PROVIDED DATA:
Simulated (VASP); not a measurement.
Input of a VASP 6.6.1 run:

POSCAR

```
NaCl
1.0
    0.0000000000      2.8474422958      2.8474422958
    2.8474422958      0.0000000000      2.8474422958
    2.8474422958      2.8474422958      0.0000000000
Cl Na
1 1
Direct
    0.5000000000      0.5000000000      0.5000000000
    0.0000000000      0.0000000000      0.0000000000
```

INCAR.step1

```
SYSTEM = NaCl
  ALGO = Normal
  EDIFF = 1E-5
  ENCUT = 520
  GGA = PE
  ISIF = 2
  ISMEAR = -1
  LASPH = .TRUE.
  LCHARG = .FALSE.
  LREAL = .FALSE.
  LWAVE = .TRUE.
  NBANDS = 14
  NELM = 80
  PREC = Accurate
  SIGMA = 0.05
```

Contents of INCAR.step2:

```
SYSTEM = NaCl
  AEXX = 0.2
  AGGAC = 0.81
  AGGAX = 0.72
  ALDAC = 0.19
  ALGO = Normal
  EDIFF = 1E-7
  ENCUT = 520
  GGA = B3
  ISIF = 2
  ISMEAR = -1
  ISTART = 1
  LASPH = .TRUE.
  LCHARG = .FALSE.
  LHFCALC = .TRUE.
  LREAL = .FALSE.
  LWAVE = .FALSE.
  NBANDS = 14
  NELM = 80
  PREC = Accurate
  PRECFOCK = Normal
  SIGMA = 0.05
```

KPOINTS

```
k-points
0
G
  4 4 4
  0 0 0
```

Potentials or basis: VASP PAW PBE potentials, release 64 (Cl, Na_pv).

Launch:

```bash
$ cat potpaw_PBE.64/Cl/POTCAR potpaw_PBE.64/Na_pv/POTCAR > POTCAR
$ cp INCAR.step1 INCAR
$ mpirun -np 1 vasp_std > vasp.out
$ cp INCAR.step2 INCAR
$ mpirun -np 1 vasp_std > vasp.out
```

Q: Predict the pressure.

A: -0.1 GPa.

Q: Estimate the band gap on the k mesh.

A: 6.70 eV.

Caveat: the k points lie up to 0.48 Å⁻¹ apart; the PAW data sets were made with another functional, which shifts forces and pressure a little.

WORK TASK: Restate exactly the records above from their first line through the line that holds "A: 6.70 eV.", please, including both and leaving out all others.

TASK ANSWER:
Simulated (VASP); not a measurement.
Input of a VASP 6.6.1 run:

POSCAR

```
NaCl
1.0
    0.0000000000      2.8474422958      2.8474422958
    2.8474422958      0.0000000000      2.8474422958
    2.8474422958      2.8474422958      0.0000000000
Cl Na
1 1
Direct
    0.5000000000      0.5000000000      0.5000000000
    0.0000000000      0.0000000000      0.0000000000
```

INCAR.step1

```
SYSTEM = NaCl
  ALGO = Normal
  EDIFF = 1E-5
  ENCUT = 520
  GGA = PE
  ISIF = 2
  ISMEAR = -1
  LASPH = .TRUE.
  LCHARG = .FALSE.
  LREAL = .FALSE.
  LWAVE = .TRUE.
  NBANDS = 14
  NELM = 80
  PREC = Accurate
  SIGMA = 0.05
```

Contents of INCAR.step2:

```
SYSTEM = NaCl
  AEXX = 0.2
  AGGAC = 0.81
  AGGAX = 0.72
  ALDAC = 0.19
  ALGO = Normal
  EDIFF = 1E-7
  ENCUT = 520
  GGA = B3
  ISIF = 2
  ISMEAR = -1
  ISTART = 1
  LASPH = .TRUE.
  LCHARG = .FALSE.
  LHFCALC = .TRUE.
  LREAL = .FALSE.
  LWAVE = .FALSE.
  NBANDS = 14
  NELM = 80
  PREC = Accurate
  PRECFOCK = Normal
  SIGMA = 0.05
```

KPOINTS

```
k-points
0
G
  4 4 4
  0 0 0
```

Potentials or basis: VASP PAW PBE potentials, release 64 (Cl, Na_pv).

Launch:

```bash
$ cat potpaw_PBE.64/Cl/POTCAR potpaw_PBE.64/Na_pv/POTCAR > POTCAR
$ cp INCAR.step1 INCAR
$ mpirun -np 1 vasp_std > vasp.out
$ cp INCAR.step2 INCAR
$ mpirun -np 1 vasp_std > vasp.out
```

Q: Predict the pressure.

A: -0.1 GPa.

Q: Estimate the band gap on the k mesh.

A: 6.70 eV.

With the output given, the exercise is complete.